Assignment | For each line in the records, produce an exact copy.

※ ※ ※

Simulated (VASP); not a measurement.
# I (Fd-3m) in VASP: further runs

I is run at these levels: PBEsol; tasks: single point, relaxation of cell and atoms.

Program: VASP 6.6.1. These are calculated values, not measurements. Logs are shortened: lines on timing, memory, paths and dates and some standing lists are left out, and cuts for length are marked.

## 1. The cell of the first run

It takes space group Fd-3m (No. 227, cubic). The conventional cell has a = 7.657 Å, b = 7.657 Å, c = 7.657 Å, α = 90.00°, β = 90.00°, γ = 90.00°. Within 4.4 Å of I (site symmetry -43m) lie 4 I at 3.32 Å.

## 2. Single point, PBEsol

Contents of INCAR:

※ ※ ※

Worked solution |
Simulated (VASP); not a measurement.
# I (Fd-3m) in VASP: further runs

I is run at these levels: PBEsol; tasks: single point, relaxation of cell and atoms.

Program: VASP 6.6.1. These are calculated values, not measurements. Logs are shortened: lines on timing, memory, paths and dates and some standing lists are left out, and cuts for length are marked.

## 1. The cell of the first run

It takes space group Fd-3m (No. 227, cubic). The conventional cell has a = 7.657 Å, b = 7.657 Å, c = 7.657 Å, α = 90.00°, β = 90.00°, γ = 90.00°. Within 4.4 Å of I (site symmetry -43m) lie 4 I at 3.32 Å.

## 2. Single point, PBEsol

Contents of INCAR:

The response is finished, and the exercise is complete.